From the listing below, copy only the lines from the line that contains "Program: VASP 6.6.1." to the line that contains "## (2) Relaxation", counting those two lines as part of the copy.

Segment Start: RECORDED INFORMATION

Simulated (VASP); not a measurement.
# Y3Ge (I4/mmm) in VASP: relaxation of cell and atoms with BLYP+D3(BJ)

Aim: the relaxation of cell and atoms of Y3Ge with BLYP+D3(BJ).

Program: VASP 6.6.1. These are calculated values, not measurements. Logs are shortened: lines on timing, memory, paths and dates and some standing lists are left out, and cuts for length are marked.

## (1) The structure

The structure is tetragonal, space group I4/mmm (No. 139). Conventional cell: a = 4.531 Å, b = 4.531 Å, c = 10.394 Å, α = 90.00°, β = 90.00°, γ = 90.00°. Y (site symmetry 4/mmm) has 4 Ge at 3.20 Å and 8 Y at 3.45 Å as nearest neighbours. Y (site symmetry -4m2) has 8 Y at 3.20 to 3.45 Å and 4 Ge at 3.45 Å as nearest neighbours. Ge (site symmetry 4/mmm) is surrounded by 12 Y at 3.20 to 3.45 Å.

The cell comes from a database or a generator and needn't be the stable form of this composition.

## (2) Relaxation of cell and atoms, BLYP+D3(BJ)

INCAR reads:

Segment End: RECORDED INFORMATION

◆ WRITTEN RESPONSE ◆
Program: VASP 6.6.1. These are calculated values, not measurements. Logs are shortened: lines on timing, memory, paths and dates and some standing lists are left out, and cuts for length are marked.

## (1) The structure

The structure is tetragonal, space group I4/mmm (No. 139). Conventional cell: a = 4.531 Å, b = 4.531 Å, c = 10.394 Å, α = 90.00°, β = 90.00°, γ = 90.00°. Y (site symmetry 4/mmm) has 4 Ge at 3.20 Å and 8 Y at 3.45 Å as nearest neighbours. Y (site symmetry -4m2) has 8 Y at 3.20 to 3.45 Å and 4 Ge at 3.45 Å as nearest neighbours. Ge (site symmetry 4/mmm) is surrounded by 12 Y at 3.20 to 3.45 Å.

The cell comes from a database or a generator and needn't be the stable form of this composition.

## (2) Relaxation of cell and atoms, BLYP+D3(BJ)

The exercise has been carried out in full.